○ ○ ○ ○

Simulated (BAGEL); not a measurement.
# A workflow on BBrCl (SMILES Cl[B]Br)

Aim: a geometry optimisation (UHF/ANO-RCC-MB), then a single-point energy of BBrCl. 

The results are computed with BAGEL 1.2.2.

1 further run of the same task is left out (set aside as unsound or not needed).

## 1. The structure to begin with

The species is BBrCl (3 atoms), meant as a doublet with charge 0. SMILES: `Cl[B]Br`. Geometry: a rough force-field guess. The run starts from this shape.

○ ○ ○ ○

All of the entries above are to be printed again exactly.

Simulated (BAGEL); not a measurement.
# A workflow on BBrCl (SMILES Cl[B]Br)

Aim: a geometry optimisation (UHF/ANO-RCC-MB), then a single-point energy of BBrCl. 

The results are computed with BAGEL 1.2.2.

1 further run of the same task is left out (set aside as unsound or not needed).

## 1. The structure to begin with

The species is BBrCl (3 atoms), meant as a doublet with charge 0. SMILES: `Cl[B]Br`. Geometry: a rough force-field guess. The run starts from this shape.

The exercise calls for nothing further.